Provided records:
########################################

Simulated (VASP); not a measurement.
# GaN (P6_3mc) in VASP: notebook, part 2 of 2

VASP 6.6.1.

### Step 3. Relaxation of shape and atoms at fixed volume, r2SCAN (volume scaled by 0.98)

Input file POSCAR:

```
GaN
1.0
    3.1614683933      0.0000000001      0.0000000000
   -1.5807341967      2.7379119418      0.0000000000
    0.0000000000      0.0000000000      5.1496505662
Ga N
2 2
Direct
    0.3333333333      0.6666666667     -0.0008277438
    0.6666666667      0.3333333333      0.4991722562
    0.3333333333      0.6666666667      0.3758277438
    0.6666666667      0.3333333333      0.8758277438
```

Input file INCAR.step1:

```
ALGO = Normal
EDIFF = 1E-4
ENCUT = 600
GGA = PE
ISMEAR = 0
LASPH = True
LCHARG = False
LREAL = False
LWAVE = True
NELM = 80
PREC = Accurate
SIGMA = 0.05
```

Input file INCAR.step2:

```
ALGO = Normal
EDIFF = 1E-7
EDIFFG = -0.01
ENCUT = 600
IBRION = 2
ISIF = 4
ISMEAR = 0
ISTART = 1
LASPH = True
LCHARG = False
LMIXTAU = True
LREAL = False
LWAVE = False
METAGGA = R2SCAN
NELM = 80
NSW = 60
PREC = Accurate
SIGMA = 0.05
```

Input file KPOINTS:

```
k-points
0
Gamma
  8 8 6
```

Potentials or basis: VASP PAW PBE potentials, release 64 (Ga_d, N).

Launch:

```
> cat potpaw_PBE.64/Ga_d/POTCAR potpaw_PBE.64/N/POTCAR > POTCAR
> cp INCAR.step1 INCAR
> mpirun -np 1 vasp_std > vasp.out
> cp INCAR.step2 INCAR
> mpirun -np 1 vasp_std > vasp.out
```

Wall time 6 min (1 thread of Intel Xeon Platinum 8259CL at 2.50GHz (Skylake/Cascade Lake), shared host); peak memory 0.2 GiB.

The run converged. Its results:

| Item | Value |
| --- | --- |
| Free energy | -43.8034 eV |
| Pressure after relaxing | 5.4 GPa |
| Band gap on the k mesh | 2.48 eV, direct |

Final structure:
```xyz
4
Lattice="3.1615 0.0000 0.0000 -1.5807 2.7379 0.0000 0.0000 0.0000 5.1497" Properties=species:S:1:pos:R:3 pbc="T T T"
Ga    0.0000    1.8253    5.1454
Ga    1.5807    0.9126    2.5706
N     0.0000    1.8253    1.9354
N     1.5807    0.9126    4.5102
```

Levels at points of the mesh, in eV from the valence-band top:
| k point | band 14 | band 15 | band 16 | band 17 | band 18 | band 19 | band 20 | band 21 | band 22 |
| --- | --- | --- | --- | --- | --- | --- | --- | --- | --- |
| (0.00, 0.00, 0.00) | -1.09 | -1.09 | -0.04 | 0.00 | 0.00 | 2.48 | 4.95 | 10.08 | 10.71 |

########################################

Requirement: Set down the lines of the listing word for word, from its first line through the line containing "relaxing | 5.4 GPa |". Both of those lines belong in the answer, and no others do.

Written solution:
Simulated (VASP); not a measurement.
# GaN (P6_3mc) in VASP: notebook, part 2 of 2

VASP 6.6.1.

### Step 3. Relaxation of shape and atoms at fixed volume, r2SCAN (volume scaled by 0.98)

Input file POSCAR:

```
GaN
1.0
    3.1614683933      0.0000000001      0.0000000000
   -1.5807341967      2.7379119418      0.0000000000
    0.0000000000      0.0000000000      5.1496505662
Ga N
2 2
Direct
    0.3333333333      0.6666666667     -0.0008277438
    0.6666666667      0.3333333333      0.4991722562
    0.3333333333      0.6666666667      0.3758277438
    0.6666666667      0.3333333333      0.8758277438
```

Input file INCAR.step1:

```
ALGO = Normal
EDIFF = 1E-4
ENCUT = 600
GGA = PE
ISMEAR = 0
LASPH = True
LCHARG = False
LREAL = False
LWAVE = True
NELM = 80
PREC = Accurate
SIGMA = 0.05
```

Input file INCAR.step2:

```
ALGO = Normal
EDIFF = 1E-7
EDIFFG = -0.01
ENCUT = 600
IBRION = 2
ISIF = 4
ISMEAR = 0
ISTART = 1
LASPH = True
LCHARG = False
LMIXTAU = True
LREAL = False
LWAVE = False
METAGGA = R2SCAN
NELM = 80
NSW = 60
PREC = Accurate
SIGMA = 0.05
```

Input file KPOINTS:

```
k-points
0
Gamma
  8 8 6
```

Potentials or basis: VASP PAW PBE potentials, release 64 (Ga_d, N).

Launch:

```
> cat potpaw_PBE.64/Ga_d/POTCAR potpaw_PBE.64/N/POTCAR > POTCAR
> cp INCAR.step1 INCAR
> mpirun -np 1 vasp_std > vasp.out
> cp INCAR.step2 INCAR
> mpirun -np 1 vasp_std > vasp.out
```

Wall time 6 min (1 thread of Intel Xeon Platinum 8259CL at 2.50GHz (Skylake/Cascade Lake), shared host); peak memory 0.2 GiB.

The run converged. Its results:

| Item | Value |
| --- | --- |
| Free energy | -43.8034 eV |
| Pressure after relaxing | 5.4 GPa |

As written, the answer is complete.